## Provided information
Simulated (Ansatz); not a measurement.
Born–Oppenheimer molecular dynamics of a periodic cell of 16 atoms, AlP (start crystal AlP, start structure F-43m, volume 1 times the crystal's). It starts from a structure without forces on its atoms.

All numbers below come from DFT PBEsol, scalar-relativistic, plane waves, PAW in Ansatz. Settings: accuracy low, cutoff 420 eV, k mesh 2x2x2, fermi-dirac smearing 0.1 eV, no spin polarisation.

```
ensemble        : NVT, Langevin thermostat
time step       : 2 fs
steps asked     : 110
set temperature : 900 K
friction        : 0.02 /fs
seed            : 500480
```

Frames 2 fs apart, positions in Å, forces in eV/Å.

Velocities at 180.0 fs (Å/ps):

## Action item
Please give back the entries above, unchanged and complete.

## Task result
Simulated (Ansatz); not a measurement.
Born–Oppenheimer molecular dynamics of a periodic cell of 16 atoms, AlP (start crystal AlP, start structure F-43m, volume 1 times the crystal's). It starts from a structure without forces on its atoms.

All numbers below come from DFT PBEsol, scalar-relativistic, plane waves, PAW in Ansatz. Settings: accuracy low, cutoff 420 eV, k mesh 2x2x2, fermi-dirac smearing 0.1 eV, no spin polarisation.

```
ensemble        : NVT, Langevin thermostat
time step       : 2 fs
steps asked     : 110
set temperature : 900 K
friction        : 0.02 /fs
seed            : 500480
```

Frames 2 fs apart, positions in Å, forces in eV/Å.

Velocities at 180.0 fs (Å/ps):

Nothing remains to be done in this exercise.